> **REQUIREMENT**
The reply should contain all of the data below, word for word.

> **DATA**
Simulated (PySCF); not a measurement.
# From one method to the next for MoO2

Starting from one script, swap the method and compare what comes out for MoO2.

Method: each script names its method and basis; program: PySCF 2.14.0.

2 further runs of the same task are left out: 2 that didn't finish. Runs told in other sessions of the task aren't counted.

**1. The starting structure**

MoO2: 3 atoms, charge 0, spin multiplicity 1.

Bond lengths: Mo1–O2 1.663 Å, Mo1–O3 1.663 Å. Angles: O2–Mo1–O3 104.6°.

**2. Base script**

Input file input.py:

> **RESULT**
Simulated (PySCF); not a measurement.
# From one method to the next for MoO2

Starting from one script, swap the method and compare what comes out for MoO2.

Method: each script names its method and basis; program: PySCF 2.14.0.

2 further runs of the same task are left out: 2 that didn't finish. Runs told in other sessions of the task aren't counted.

**1. The starting structure**

MoO2: 3 atoms, charge 0, spin multiplicity 1.

Bond lengths: Mo1–O2 1.663 Å, Mo1–O3 1.663 Å. Angles: O2–Mo1–O3 104.6°.

**2. Base script**

Input file input.py:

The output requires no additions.